- **Work instruction**:
An exact, complete copy of the entries that follow is needed.

- **Provided information**:
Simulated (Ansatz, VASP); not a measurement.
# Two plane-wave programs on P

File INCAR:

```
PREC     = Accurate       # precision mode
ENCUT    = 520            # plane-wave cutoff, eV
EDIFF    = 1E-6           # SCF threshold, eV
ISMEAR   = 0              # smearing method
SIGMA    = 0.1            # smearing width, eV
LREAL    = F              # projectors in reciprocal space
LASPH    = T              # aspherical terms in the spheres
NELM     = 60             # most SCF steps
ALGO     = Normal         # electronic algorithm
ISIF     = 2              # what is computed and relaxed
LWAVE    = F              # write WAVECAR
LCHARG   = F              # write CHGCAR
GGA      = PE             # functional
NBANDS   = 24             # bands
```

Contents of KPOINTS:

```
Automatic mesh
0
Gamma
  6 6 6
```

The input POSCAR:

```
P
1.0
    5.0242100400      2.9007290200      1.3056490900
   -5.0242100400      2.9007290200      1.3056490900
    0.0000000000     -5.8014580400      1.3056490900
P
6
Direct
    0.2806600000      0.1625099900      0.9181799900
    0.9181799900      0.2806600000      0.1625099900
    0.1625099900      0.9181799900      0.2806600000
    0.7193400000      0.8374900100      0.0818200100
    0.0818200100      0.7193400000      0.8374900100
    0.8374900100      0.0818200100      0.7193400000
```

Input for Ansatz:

- **Written solution**:
Simulated (Ansatz, VASP); not a measurement.
# Two plane-wave programs on P

File INCAR:

```
PREC     = Accurate       # precision mode
ENCUT    = 520            # plane-wave cutoff, eV
EDIFF    = 1E-6           # SCF threshold, eV
ISMEAR   = 0              # smearing method
SIGMA    = 0.1            # smearing width, eV
LREAL    = F              # projectors in reciprocal space
LASPH    = T              # aspherical terms in the spheres
NELM     = 60             # most SCF steps
ALGO     = Normal         # electronic algorithm
ISIF     = 2              # what is computed and relaxed
LWAVE    = F              # write WAVECAR
LCHARG   = F              # write CHGCAR
GGA      = PE             # functional
NBANDS   = 24             # bands
```

Contents of KPOINTS:

```
Automatic mesh
0
Gamma
  6 6 6
```

The input POSCAR:

```
P
1.0
    5.0242100400      2.9007290200      1.3056490900
   -5.0242100400      2.9007290200      1.3056490900
    0.0000000000     -5.8014580400      1.3056490900
P
6
Direct
    0.2806600000      0.1625099900      0.9181799900
    0.9181799900      0.2806600000      0.1625099900
    0.1625099900      0.9181799900      0.2806600000
    0.7193400000      0.8374900100      0.0818200100
    0.0818200100      0.7193400000      0.8374900100
    0.8374900100      0.0818200100      0.7193400000
```

Input for Ansatz:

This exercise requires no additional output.